* [Assignment]: Among the lines below, a stretch begins at the one with "Program: VASP 6.6.1" and ends at the one with "A: Band gap". Repeat that stretch exactly, ends included.

* [Excerpted records]:
_ _ _ _ _ _ _
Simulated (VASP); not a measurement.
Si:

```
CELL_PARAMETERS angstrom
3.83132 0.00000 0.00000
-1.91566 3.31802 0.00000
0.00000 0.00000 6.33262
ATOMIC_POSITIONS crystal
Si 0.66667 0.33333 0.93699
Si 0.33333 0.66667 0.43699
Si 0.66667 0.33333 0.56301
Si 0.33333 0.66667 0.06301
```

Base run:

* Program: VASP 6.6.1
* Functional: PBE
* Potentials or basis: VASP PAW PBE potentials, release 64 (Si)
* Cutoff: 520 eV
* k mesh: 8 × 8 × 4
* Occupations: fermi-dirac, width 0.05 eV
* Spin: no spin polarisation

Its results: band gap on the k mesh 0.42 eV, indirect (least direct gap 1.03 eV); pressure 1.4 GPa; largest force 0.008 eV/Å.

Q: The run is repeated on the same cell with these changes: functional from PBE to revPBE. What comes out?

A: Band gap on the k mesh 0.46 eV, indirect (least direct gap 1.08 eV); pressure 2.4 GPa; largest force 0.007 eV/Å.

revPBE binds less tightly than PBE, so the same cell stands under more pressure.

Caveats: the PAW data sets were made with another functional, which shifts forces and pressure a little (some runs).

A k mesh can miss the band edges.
_ _ _ _ _ _ _

* [Exercise answer]:
* Program: VASP 6.6.1
* Functional: PBE
* Potentials or basis: VASP PAW PBE potentials, release 64 (Si)
* Cutoff: 520 eV
* k mesh: 8 × 8 × 4
* Occupations: fermi-dirac, width 0.05 eV
* Spin: no spin polarisation

Its results: band gap on the k mesh 0.42 eV, indirect (least direct gap 1.03 eV); pressure 1.4 GPa; largest force 0.008 eV/Å.

Q: The run is repeated on the same cell with these changes: functional from PBE to revPBE. What comes out?

A: Band gap on the k mesh 0.46 eV, indirect (least direct gap 1.08 eV); pressure 2.4 GPa; largest force 0.007 eV/Å.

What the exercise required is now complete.